- **Brief**
Output every line of the listing, exactly and completely.

- **Provided material**
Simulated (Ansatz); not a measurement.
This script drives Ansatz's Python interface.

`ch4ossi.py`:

- **Task solution**
Simulated (Ansatz); not a measurement.
This script drives Ansatz's Python interface.

`ch4ossi.py`:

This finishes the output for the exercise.